Repeat exactly each line of the data provided below.

+++ Listed records

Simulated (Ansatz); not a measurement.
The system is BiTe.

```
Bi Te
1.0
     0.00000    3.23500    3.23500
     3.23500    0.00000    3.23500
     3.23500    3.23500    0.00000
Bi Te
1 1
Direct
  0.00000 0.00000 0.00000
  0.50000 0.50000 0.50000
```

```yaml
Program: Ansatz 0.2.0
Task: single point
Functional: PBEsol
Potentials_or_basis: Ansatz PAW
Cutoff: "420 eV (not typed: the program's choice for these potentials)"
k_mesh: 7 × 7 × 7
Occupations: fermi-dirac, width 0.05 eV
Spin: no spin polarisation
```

++++++

> **Written solution**:
Simulated (Ansatz); not a measurement.
The system is BiTe.

```
Bi Te
1.0
     0.00000    3.23500    3.23500
     3.23500    0.00000    3.23500
     3.23500    3.23500    0.00000
Bi Te
1 1
Direct
  0.00000 0.00000 0.00000
  0.50000 0.50000 0.50000
```

```yaml
Program: Ansatz 0.2.0
Task: single point
Functional: PBEsol
Potentials_or_basis: Ansatz PAW
Cutoff: "420 eV (not typed: the program's choice for these potentials)"
k_mesh: 7 × 7 × 7
Occupations: fermi-dirac, width 0.05 eV
Spin: no spin polarisation
```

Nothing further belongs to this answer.